**RECORDS SUPPLIED**
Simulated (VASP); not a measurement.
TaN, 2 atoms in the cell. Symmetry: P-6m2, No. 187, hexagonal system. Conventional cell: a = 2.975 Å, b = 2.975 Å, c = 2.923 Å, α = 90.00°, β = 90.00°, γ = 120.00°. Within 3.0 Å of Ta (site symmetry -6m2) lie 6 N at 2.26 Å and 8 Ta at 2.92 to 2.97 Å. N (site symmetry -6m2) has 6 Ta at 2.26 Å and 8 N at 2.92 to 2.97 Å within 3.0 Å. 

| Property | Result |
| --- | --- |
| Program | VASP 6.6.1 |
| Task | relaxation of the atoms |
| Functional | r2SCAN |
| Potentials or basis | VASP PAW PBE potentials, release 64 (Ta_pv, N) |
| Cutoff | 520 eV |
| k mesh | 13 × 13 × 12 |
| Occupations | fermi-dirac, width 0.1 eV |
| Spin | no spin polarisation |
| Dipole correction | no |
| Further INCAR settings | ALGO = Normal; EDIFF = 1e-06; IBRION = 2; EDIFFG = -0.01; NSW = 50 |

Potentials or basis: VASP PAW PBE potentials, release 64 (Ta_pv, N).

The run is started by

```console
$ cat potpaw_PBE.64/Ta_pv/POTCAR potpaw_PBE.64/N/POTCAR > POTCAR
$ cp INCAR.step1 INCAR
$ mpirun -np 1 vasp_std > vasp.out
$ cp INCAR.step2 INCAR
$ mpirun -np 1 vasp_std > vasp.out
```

**WORK TASK**
All of the material above should be printed exactly as it appears.

**REPLY**
Simulated (VASP); not a measurement.
TaN, 2 atoms in the cell. Symmetry: P-6m2, No. 187, hexagonal system. Conventional cell: a = 2.975 Å, b = 2.975 Å, c = 2.923 Å, α = 90.00°, β = 90.00°, γ = 120.00°. Within 3.0 Å of Ta (site symmetry -6m2) lie 6 N at 2.26 Å and 8 Ta at 2.92 to 2.97 Å. N (site symmetry -6m2) has 6 Ta at 2.26 Å and 8 N at 2.92 to 2.97 Å within 3.0 Å. 

| Property | Result |
| --- | --- |
| Program | VASP 6.6.1 |
| Task | relaxation of the atoms |
| Functional | r2SCAN |
| Potentials or basis | VASP PAW PBE potentials, release 64 (Ta_pv, N) |
| Cutoff | 520 eV |
| k mesh | 13 × 13 × 12 |
| Occupations | fermi-dirac, width 0.1 eV |
| Spin | no spin polarisation |
| Dipole correction | no |
| Further INCAR settings | ALGO = Normal; EDIFF = 1e-06; IBRION = 2; EDIFFG = -0.01; NSW = 50 |

Potentials or basis: VASP PAW PBE potentials, release 64 (Ta_pv, N).

The run is started by

```console
$ cat potpaw_PBE.64/Ta_pv/POTCAR potpaw_PBE.64/N/POTCAR > POTCAR
$ cp INCAR.step1 INCAR
$ mpirun -np 1 vasp_std > vasp.out
$ cp INCAR.step2 INCAR
$ mpirun -np 1 vasp_std > vasp.out
```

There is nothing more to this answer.